§ BRIEF: Word by word and line by line, write out all of the records.

§ EXTRACTED DATA:
.....
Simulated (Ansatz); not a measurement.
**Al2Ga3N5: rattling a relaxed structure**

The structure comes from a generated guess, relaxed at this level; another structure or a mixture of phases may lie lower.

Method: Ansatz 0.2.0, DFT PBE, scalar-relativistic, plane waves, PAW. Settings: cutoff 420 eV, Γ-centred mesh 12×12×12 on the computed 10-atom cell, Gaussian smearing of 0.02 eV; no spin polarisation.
.....

§ EXERCISE RESULT:
Simulated (Ansatz); not a measurement.
**Al2Ga3N5: rattling a relaxed structure**

The structure comes from a generated guess, relaxed at this level; another structure or a mixture of phases may lie lower.

Method: Ansatz 0.2.0, DFT PBE, scalar-relativistic, plane waves, PAW. Settings: cutoff 420 eV, Γ-centred mesh 12×12×12 on the computed 10-atom cell, Gaussian smearing of 0.02 eV; no spin polarisation.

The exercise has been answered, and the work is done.